Action item: Repeat, line for line, the entries below from the first line to the line containing "Rs = 87.0 ohm um", counting both ends.

Source information:
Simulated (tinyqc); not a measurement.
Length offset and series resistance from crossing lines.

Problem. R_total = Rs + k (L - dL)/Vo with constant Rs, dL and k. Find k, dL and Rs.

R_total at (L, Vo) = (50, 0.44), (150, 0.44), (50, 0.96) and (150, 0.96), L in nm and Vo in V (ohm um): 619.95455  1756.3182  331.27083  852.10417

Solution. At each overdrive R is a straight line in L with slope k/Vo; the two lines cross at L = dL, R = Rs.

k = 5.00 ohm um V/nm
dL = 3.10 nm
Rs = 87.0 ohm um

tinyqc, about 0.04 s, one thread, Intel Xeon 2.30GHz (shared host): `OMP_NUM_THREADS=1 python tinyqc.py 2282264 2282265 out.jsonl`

Your response:
Simulated (tinyqc); not a measurement.
Length offset and series resistance from crossing lines.

Problem. R_total = Rs + k (L - dL)/Vo with constant Rs, dL and k. Find k, dL and Rs.

R_total at (L, Vo) = (50, 0.44), (150, 0.44), (50, 0.96) and (150, 0.96), L in nm and Vo in V (ohm um): 619.95455  1756.3182  331.27083  852.10417

Solution. At each overdrive R is a straight line in L with slope k/Vo; the two lines cross at L = dL, R = Rs.

k = 5.00 ohm um V/nm
dL = 3.10 nm
Rs = 87.0 ohm um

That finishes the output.